▶ [Records supplied]:
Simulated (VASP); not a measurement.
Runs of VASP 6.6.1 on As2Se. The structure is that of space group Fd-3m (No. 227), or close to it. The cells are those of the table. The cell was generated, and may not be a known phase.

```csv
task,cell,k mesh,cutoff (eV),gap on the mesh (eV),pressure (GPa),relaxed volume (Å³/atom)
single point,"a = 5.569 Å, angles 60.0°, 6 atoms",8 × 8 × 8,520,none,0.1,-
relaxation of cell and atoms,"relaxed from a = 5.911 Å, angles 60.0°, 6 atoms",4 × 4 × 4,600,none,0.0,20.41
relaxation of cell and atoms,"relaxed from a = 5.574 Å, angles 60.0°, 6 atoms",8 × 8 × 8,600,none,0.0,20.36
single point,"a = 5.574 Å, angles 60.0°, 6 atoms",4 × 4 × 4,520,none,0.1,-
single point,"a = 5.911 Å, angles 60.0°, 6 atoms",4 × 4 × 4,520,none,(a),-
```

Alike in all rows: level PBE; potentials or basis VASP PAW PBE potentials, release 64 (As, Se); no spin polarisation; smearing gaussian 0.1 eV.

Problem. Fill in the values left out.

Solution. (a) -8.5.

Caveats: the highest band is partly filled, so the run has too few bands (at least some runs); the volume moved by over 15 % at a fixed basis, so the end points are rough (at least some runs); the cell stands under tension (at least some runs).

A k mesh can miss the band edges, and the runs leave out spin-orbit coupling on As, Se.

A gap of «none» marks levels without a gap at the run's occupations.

▶ [Required action]: Nothing outside this range should appear: the lines from the start of the listing through the line with "A k mesh can", each reproduced exactly, both ends included.

▶ [Task response]:
Simulated (VASP); not a measurement.
Runs of VASP 6.6.1 on As2Se. The structure is that of space group Fd-3m (No. 227), or close to it. The cells are those of the table. The cell was generated, and may not be a known phase.

```csv
task,cell,k mesh,cutoff (eV),gap on the mesh (eV),pressure (GPa),relaxed volume (Å³/atom)
single point,"a = 5.569 Å, angles 60.0°, 6 atoms",8 × 8 × 8,520,none,0.1,-
relaxation of cell and atoms,"relaxed from a = 5.911 Å, angles 60.0°, 6 atoms",4 × 4 × 4,600,none,0.0,20.41
relaxation of cell and atoms,"relaxed from a = 5.574 Å, angles 60.0°, 6 atoms",8 × 8 × 8,600,none,0.0,20.36
single point,"a = 5.574 Å, angles 60.0°, 6 atoms",4 × 4 × 4,520,none,0.1,-
single point,"a = 5.911 Å, angles 60.0°, 6 atoms",4 × 4 × 4,520,none,(a),-
```

Alike in all rows: level PBE; potentials or basis VASP PAW PBE potentials, release 64 (As, Se); no spin polarisation; smearing gaussian 0.1 eV.

Problem. Fill in the values left out.

Solution. (a) -8.5.

Caveats: the highest band is partly filled, so the run has too few bands (at least some runs); the volume moved by over 15 % at a fixed basis, so the end points are rough (at least some runs); the cell stands under tension (at least some runs).

A k mesh can miss the band edges, and the runs leave out spin-orbit coupling on As, Se.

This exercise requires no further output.